● **Work instruction**:
Copy each line of the listing below exactly.

● **Data listing**:
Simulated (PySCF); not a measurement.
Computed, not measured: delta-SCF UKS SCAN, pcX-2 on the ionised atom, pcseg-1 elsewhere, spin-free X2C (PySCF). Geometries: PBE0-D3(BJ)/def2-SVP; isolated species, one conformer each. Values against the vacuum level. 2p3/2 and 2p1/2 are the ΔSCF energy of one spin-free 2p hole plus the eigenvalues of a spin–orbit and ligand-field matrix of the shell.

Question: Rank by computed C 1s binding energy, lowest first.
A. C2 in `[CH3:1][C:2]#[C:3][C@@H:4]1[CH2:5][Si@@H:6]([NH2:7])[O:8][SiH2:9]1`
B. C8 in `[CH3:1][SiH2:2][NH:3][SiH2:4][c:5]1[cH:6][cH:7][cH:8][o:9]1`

● **Answer section**:
Simulated (PySCF); not a measurement.
Computed, not measured: delta-SCF UKS SCAN, pcX-2 on the ionised atom, pcseg-1 elsewhere, spin-free X2C (PySCF). Geometries: PBE0-D3(BJ)/def2-SVP; isolated species, one conformer each. Values against the vacuum level. 2p3/2 and 2p1/2 are the ΔSCF energy of one spin-free 2p hole plus the eigenvalues of a spin–orbit and ligand-field matrix of the shell.

Question: Rank by computed C 1s binding energy, lowest first.
A. C2 in `[CH3:1][C:2]#[C:3][C@@H:4]1[CH2:5][Si@@H:6]([NH2:7])[O:8][SiH2:9]1`
B. C8 in `[CH3:1][SiH2:2][NH:3][SiH2:4][c:5]1[cH:6][cH:7][cH:8][o:9]1`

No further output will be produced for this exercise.